-------------------------

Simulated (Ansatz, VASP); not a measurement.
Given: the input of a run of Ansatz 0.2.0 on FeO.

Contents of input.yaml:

-------------------------

Task item: Would you output every entry exactly as it was written?

Task result:
Simulated (Ansatz, VASP); not a measurement.
Given: the input of a run of Ansatz 0.2.0 on FeO.

Contents of input.yaml:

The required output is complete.